· · · ·

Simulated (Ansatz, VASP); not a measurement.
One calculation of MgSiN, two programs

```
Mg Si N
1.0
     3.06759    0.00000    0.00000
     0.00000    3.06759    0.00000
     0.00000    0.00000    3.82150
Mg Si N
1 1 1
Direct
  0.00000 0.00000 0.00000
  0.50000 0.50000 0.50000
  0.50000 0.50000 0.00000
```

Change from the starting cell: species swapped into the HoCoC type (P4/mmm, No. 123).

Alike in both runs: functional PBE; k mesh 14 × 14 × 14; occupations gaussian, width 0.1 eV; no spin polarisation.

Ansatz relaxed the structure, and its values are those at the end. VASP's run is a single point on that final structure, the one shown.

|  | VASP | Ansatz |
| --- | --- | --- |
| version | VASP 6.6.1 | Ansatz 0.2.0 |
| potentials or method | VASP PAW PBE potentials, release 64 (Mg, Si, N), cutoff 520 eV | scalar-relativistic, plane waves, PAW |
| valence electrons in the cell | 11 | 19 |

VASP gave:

· · · ·

ACTIVITY:
Print, exactly as written, the first line of the records above and each line after it until the line with "cell | 11 | 19 |", which is printed too.

TASK OUTPUT:
Simulated (Ansatz, VASP); not a measurement.
One calculation of MgSiN, two programs

```
Mg Si N
1.0
     3.06759    0.00000    0.00000
     0.00000    3.06759    0.00000
     0.00000    0.00000    3.82150
Mg Si N
1 1 1
Direct
  0.00000 0.00000 0.00000
  0.50000 0.50000 0.50000
  0.50000 0.50000 0.00000
```

Change from the starting cell: species swapped into the HoCoC type (P4/mmm, No. 123).

Alike in both runs: functional PBE; k mesh 14 × 14 × 14; occupations gaussian, width 0.1 eV; no spin polarisation.

Ansatz relaxed the structure, and its values are those at the end. VASP's run is a single point on that final structure, the one shown.

|  | VASP | Ansatz |
| --- | --- | --- |
| version | VASP 6.6.1 | Ansatz 0.2.0 |
| potentials or method | VASP PAW PBE potentials, release 64 (Mg, Si, N), cutoff 520 eV | scalar-relativistic, plane waves, PAW |
| valence electrons in the cell | 11 | 19 |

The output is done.